- [Brief] Your task is to transcribe the entries below exactly, from their first line down to the line containing "1e-07; NBANDS = 32", and to stop there.

──────
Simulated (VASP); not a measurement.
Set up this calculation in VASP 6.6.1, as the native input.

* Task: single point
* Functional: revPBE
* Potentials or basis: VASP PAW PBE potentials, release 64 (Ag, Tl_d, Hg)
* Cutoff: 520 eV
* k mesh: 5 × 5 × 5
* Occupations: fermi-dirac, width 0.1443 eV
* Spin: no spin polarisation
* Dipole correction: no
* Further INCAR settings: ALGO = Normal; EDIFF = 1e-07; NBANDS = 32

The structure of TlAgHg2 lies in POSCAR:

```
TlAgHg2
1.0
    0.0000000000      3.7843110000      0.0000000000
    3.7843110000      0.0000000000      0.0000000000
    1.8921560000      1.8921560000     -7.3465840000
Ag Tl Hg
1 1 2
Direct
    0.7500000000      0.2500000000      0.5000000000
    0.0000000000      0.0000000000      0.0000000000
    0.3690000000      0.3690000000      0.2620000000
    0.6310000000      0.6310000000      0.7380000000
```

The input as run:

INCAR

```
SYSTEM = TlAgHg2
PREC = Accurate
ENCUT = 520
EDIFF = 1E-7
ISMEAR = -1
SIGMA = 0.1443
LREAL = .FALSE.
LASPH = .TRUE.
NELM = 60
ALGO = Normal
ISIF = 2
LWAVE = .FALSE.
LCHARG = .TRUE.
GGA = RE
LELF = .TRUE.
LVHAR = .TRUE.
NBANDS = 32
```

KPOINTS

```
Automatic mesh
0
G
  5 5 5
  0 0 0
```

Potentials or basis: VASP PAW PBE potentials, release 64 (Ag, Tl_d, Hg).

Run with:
──────

- [Answer box]
Simulated (VASP); not a measurement.
Set up this calculation in VASP 6.6.1, as the native input.

* Task: single point
* Functional: revPBE
* Potentials or basis: VASP PAW PBE potentials, release 64 (Ag, Tl_d, Hg)
* Cutoff: 520 eV
* k mesh: 5 × 5 × 5
* Occupations: fermi-dirac, width 0.1443 eV
* Spin: no spin polarisation
* Dipole correction: no
* Further INCAR settings: ALGO = Normal; EDIFF = 1e-07; NBANDS = 32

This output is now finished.